Brief: Transcribe exactly the first line of the listing below and each line that follows it, ending with the line that contains "Alike in all", and omit the remainder.

Content starts

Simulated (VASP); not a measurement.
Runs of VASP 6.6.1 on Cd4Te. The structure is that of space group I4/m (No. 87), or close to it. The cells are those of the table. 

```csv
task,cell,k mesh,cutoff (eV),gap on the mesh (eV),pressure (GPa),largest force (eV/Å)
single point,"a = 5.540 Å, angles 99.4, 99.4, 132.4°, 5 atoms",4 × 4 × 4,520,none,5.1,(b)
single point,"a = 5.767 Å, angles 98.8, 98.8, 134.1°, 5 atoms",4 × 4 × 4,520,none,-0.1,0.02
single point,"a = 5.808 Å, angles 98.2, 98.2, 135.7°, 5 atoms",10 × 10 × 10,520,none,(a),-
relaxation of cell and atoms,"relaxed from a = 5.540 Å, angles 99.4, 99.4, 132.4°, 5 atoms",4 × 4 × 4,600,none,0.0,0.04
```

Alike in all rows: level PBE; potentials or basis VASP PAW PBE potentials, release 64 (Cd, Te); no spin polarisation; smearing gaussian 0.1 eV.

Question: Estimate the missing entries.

Content ends

Expected answer:
Simulated (VASP); not a measurement.
Runs of VASP 6.6.1 on Cd4Te. The structure is that of space group I4/m (No. 87), or close to it. The cells are those of the table. 

```csv
task,cell,k mesh,cutoff (eV),gap on the mesh (eV),pressure (GPa),largest force (eV/Å)
single point,"a = 5.540 Å, angles 99.4, 99.4, 132.4°, 5 atoms",4 × 4 × 4,520,none,5.1,(b)
single point,"a = 5.767 Å, angles 98.8, 98.8, 134.1°, 5 atoms",4 × 4 × 4,520,none,-0.1,0.02
single point,"a = 5.808 Å, angles 98.2, 98.2, 135.7°, 5 atoms",10 × 10 × 10,520,none,(a),-
relaxation of cell and atoms,"relaxed from a = 5.540 Å, angles 99.4, 99.4, 132.4°, 5 atoms",4 × 4 × 4,600,none,0.0,0.04
```

Alike in all rows: level PBE; potentials or basis VASP PAW PBE potentials, release 64 (Cd, Te); no spin polarisation; smearing gaussian 0.1 eV.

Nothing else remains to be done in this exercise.